-------- Raw data

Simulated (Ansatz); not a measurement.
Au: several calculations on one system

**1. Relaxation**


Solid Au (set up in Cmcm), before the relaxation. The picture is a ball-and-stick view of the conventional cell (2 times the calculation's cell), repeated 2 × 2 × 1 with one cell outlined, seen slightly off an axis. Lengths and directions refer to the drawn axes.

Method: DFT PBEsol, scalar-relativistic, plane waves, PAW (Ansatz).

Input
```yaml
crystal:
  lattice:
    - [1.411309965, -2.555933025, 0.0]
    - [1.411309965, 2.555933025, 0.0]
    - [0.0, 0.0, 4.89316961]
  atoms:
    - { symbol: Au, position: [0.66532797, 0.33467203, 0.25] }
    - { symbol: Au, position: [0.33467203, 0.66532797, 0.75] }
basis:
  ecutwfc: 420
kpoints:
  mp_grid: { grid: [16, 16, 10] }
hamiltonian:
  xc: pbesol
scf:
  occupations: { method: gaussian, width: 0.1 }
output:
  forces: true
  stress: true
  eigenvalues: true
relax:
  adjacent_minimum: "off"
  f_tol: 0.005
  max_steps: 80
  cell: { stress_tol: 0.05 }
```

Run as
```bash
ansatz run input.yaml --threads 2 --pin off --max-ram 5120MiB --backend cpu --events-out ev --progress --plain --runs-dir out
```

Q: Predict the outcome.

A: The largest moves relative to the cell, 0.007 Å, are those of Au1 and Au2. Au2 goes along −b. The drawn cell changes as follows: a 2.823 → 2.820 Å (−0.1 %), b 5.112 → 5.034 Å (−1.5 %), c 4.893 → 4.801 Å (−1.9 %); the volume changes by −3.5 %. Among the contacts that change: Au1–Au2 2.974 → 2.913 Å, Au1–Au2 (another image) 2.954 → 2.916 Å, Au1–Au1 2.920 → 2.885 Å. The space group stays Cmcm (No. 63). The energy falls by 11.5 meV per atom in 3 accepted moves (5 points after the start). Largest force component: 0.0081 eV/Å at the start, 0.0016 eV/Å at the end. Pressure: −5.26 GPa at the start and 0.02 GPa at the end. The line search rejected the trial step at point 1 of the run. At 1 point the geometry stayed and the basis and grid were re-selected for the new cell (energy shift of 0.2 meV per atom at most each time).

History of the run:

----------------

■ Work order: Everything above from the line containing "Solid Au (set" down to the line containing "A: The largest" should be copied exactly, both end lines included, and nothing else.

■ Answer box:
Solid Au (set up in Cmcm), before the relaxation. The picture is a ball-and-stick view of the conventional cell (2 times the calculation's cell), repeated 2 × 2 × 1 with one cell outlined, seen slightly off an axis. Lengths and directions refer to the drawn axes.

Method: DFT PBEsol, scalar-relativistic, plane waves, PAW (Ansatz).

Input
```yaml
crystal:
  lattice:
    - [1.411309965, -2.555933025, 0.0]
    - [1.411309965, 2.555933025, 0.0]
    - [0.0, 0.0, 4.89316961]
  atoms:
    - { symbol: Au, position: [0.66532797, 0.33467203, 0.25] }
    - { symbol: Au, position: [0.33467203, 0.66532797, 0.75] }
basis:
  ecutwfc: 420
kpoints:
  mp_grid: { grid: [16, 16, 10] }
hamiltonian:
  xc: pbesol
scf:
  occupations: { method: gaussian, width: 0.1 }
output:
  forces: true
  stress: true
  eigenvalues: true
relax:
  adjacent_minimum: "off"
  f_tol: 0.005
  max_steps: 80
  cell: { stress_tol: 0.05 }
```

Run as
```bash
ansatz run input.yaml --threads 2 --pin off --max-ram 5120MiB --backend cpu --events-out ev --progress --plain --runs-dir out
```

Q: Predict the outcome.

A: The largest moves relative to the cell, 0.007 Å, are those of Au1 and Au2. Au2 goes along −b. The drawn cell changes as follows: a 2.823 → 2.820 Å (−0.1 %), b 5.112 → 5.034 Å (−1.5 %), c 4.893 → 4.801 Å (−1.9 %); the volume changes by −3.5 %. Among the contacts that change: Au1–Au2 2.974 → 2.913 Å, Au1–Au2 (another image) 2.954 → 2.916 Å, Au1–Au1 2.920 → 2.885 Å. The space group stays Cmcm (No. 63). The energy falls by 11.5 meV per atom in 3 accepted moves (5 points after the start). Largest force component: 0.0081 eV/Å at the start, 0.0016 eV/Å at the end. Pressure: −5.26 GPa at the start and 0.02 GPa at the end. The line search rejected the trial step at point 1 of the run. At 1 point the geometry stayed and the basis and grid were re-selected for the new cell (energy shift of 0.2 meV per atom at most each time).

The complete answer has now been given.